ACTIVITY: Every line below needs to be returned exactly as written.

##### SOURCE INFORMATION
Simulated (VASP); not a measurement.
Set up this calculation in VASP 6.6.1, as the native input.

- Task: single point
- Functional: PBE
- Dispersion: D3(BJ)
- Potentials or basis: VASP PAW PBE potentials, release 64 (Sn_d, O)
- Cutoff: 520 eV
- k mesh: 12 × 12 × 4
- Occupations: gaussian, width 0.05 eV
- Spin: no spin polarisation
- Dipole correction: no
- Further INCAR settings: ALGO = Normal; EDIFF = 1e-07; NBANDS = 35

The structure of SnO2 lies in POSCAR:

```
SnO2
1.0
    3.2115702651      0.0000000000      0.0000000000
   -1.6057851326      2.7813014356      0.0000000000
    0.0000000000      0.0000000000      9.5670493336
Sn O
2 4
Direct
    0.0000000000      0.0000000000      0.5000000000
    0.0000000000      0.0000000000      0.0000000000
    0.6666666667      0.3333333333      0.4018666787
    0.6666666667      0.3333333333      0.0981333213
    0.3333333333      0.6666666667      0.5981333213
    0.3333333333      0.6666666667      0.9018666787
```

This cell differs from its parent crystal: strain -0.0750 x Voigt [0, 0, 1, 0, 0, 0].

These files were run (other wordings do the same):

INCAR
##########

ANSWER AREA:
Simulated (VASP); not a measurement.
Set up this calculation in VASP 6.6.1, as the native input.

- Task: single point
- Functional: PBE
- Dispersion: D3(BJ)
- Potentials or basis: VASP PAW PBE potentials, release 64 (Sn_d, O)
- Cutoff: 520 eV
- k mesh: 12 × 12 × 4
- Occupations: gaussian, width 0.05 eV
- Spin: no spin polarisation
- Dipole correction: no
- Further INCAR settings: ALGO = Normal; EDIFF = 1e-07; NBANDS = 35

The structure of SnO2 lies in POSCAR:

```
SnO2
1.0
    3.2115702651      0.0000000000      0.0000000000
   -1.6057851326      2.7813014356      0.0000000000
    0.0000000000      0.0000000000      9.5670493336
Sn O
2 4
Direct
    0.0000000000      0.0000000000      0.5000000000
    0.0000000000      0.0000000000      0.0000000000
    0.6666666667      0.3333333333      0.4018666787
    0.6666666667      0.3333333333      0.0981333213
    0.3333333333      0.6666666667      0.5981333213
    0.3333333333      0.6666666667      0.9018666787
```

This cell differs from its parent crystal: strain -0.0750 x Voigt [0, 0, 1, 0, 0, 0].

These files were run (other wordings do the same):

INCAR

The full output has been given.